> Activity
Under this line are the records; write out word for word the part that begins at the line containing "Report form: the" and ends at the line containing "### Step 2. With 4 displaced layers", and no more.

> Supplied information
- Opening Delimiter -

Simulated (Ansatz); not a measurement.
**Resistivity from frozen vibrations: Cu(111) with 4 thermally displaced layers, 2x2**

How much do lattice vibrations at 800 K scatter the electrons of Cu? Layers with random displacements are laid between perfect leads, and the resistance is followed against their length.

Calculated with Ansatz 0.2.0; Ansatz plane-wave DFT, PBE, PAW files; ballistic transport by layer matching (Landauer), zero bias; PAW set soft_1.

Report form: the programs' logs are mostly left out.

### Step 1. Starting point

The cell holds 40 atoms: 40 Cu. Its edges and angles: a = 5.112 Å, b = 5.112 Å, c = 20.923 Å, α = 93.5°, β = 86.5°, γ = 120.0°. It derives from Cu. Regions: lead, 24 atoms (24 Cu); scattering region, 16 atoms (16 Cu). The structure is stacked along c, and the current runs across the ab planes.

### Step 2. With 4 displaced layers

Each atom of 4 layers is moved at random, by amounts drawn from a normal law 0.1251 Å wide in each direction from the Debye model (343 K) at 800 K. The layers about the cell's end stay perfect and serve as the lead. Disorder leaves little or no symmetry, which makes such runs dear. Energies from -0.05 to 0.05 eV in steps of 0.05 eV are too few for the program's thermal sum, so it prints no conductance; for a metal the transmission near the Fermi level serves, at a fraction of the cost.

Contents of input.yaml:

- Closing Delimiter -

> Exercise response
Report form: the programs' logs are mostly left out.

### Step 1. Starting point

The cell holds 40 atoms: 40 Cu. Its edges and angles: a = 5.112 Å, b = 5.112 Å, c = 20.923 Å, α = 93.5°, β = 86.5°, γ = 120.0°. It derives from Cu. Regions: lead, 24 atoms (24 Cu); scattering region, 16 atoms (16 Cu). The structure is stacked along c, and the current runs across the ab planes.

### Step 2. With 4 displaced layers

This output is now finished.